Provided material START

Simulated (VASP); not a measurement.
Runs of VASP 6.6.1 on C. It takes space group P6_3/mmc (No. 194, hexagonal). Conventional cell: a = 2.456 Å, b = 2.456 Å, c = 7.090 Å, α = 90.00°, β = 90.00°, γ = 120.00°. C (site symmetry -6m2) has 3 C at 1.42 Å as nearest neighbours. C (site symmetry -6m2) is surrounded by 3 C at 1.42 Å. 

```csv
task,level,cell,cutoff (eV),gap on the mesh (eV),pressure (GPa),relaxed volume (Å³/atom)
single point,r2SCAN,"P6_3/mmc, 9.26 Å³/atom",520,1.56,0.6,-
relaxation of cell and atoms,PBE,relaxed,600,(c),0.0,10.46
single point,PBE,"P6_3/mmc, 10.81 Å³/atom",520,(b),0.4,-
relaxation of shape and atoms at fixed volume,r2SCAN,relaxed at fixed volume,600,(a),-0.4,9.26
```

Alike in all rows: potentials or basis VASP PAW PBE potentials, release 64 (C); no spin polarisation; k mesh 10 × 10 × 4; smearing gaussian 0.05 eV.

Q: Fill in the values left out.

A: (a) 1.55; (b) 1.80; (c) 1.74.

Provided material END

> [Exercise] Output all of the records exactly, with nothing omitted.

> [Exercise output]
Simulated (VASP); not a measurement.
Runs of VASP 6.6.1 on C. It takes space group P6_3/mmc (No. 194, hexagonal). Conventional cell: a = 2.456 Å, b = 2.456 Å, c = 7.090 Å, α = 90.00°, β = 90.00°, γ = 120.00°. C (site symmetry -6m2) has 3 C at 1.42 Å as nearest neighbours. C (site symmetry -6m2) is surrounded by 3 C at 1.42 Å. 

```csv
task,level,cell,cutoff (eV),gap on the mesh (eV),pressure (GPa),relaxed volume (Å³/atom)
single point,r2SCAN,"P6_3/mmc, 9.26 Å³/atom",520,1.56,0.6,-
relaxation of cell and atoms,PBE,relaxed,600,(c),0.0,10.46
single point,PBE,"P6_3/mmc, 10.81 Å³/atom",520,(b),0.4,-
relaxation of shape and atoms at fixed volume,r2SCAN,relaxed at fixed volume,600,(a),-0.4,9.26
```

Alike in all rows: potentials or basis VASP PAW PBE potentials, release 64 (C); no spin polarisation; k mesh 10 × 10 × 4; smearing gaussian 0.05 eV.

Q: Fill in the values left out.

A: (a) 1.55; (b) 1.80; (c) 1.74.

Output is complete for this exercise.